REQUIREMENT | Print the full listing once more, exactly as given.

EXTRACTED MATERIAL |

■ ■ ■ ■

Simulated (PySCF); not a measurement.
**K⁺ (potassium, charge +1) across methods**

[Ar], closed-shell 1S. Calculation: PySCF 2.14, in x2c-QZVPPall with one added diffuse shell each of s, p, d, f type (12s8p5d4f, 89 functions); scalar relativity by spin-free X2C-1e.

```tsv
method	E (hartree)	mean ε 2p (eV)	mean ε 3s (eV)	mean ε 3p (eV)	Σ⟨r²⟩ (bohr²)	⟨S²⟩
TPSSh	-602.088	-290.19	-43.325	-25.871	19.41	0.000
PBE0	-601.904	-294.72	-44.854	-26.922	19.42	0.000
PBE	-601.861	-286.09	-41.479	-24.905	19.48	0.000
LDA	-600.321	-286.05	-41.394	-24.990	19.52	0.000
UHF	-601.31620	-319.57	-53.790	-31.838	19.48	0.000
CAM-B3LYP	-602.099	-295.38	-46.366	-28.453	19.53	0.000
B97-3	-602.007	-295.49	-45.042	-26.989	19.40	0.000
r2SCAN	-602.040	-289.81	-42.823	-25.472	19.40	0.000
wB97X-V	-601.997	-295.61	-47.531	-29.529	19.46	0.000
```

■ ■ ■ ■

TASK RESULT |
Simulated (PySCF); not a measurement.
**K⁺ (potassium, charge +1) across methods**

[Ar], closed-shell 1S. Calculation: PySCF 2.14, in x2c-QZVPPall with one added diffuse shell each of s, p, d, f type (12s8p5d4f, 89 functions); scalar relativity by spin-free X2C-1e.

```tsv
method	E (hartree)	mean ε 2p (eV)	mean ε 3s (eV)	mean ε 3p (eV)	Σ⟨r²⟩ (bohr²)	⟨S²⟩
TPSSh	-602.088	-290.19	-43.325	-25.871	19.41	0.000
PBE0	-601.904	-294.72	-44.854	-26.922	19.42	0.000
PBE	-601.861	-286.09	-41.479	-24.905	19.48	0.000
LDA	-600.321	-286.05	-41.394	-24.990	19.52	0.000
UHF	-601.31620	-319.57	-53.790	-31.838	19.48	0.000
CAM-B3LYP	-602.099	-295.38	-46.366	-28.453	19.53	0.000
B97-3	-602.007	-295.49	-45.042	-26.989	19.40	0.000
r2SCAN	-602.040	-289.81	-42.823	-25.472	19.40	0.000
wB97X-V	-601.997	-295.61	-47.531	-29.529	19.46	0.000
```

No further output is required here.